» **Source information**
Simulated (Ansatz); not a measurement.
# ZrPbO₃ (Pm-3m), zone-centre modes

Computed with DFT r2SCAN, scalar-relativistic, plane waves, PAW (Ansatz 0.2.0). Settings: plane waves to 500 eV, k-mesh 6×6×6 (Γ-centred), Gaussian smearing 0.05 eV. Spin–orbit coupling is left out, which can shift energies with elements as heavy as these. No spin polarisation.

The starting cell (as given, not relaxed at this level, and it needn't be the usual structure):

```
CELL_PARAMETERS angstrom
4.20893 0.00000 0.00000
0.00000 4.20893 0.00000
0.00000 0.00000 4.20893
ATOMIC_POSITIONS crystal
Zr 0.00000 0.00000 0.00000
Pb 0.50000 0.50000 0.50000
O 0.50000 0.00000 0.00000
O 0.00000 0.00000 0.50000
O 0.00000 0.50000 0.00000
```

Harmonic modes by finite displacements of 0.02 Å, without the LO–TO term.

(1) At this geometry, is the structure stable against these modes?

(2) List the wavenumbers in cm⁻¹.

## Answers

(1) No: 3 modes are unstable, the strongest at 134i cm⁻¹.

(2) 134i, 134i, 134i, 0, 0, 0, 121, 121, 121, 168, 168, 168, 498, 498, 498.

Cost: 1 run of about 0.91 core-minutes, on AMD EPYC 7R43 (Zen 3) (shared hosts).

» **Exercise**
Output exactly the lines of the records from the first through the one bearing "Harmonic modes by", both ends included.

» **Task result**
Simulated (Ansatz); not a measurement.
# ZrPbO₃ (Pm-3m), zone-centre modes

Computed with DFT r2SCAN, scalar-relativistic, plane waves, PAW (Ansatz 0.2.0). Settings: plane waves to 500 eV, k-mesh 6×6×6 (Γ-centred), Gaussian smearing 0.05 eV. Spin–orbit coupling is left out, which can shift energies with elements as heavy as these. No spin polarisation.

The starting cell (as given, not relaxed at this level, and it needn't be the usual structure):

```
CELL_PARAMETERS angstrom
4.20893 0.00000 0.00000
0.00000 4.20893 0.00000
0.00000 0.00000 4.20893
ATOMIC_POSITIONS crystal
Zr 0.00000 0.00000 0.00000
Pb 0.50000 0.50000 0.50000
O 0.50000 0.00000 0.00000
O 0.00000 0.00000 0.50000
O 0.00000 0.50000 0.00000
```

Harmonic modes by finite displacements of 0.02 Å, without the LO–TO term.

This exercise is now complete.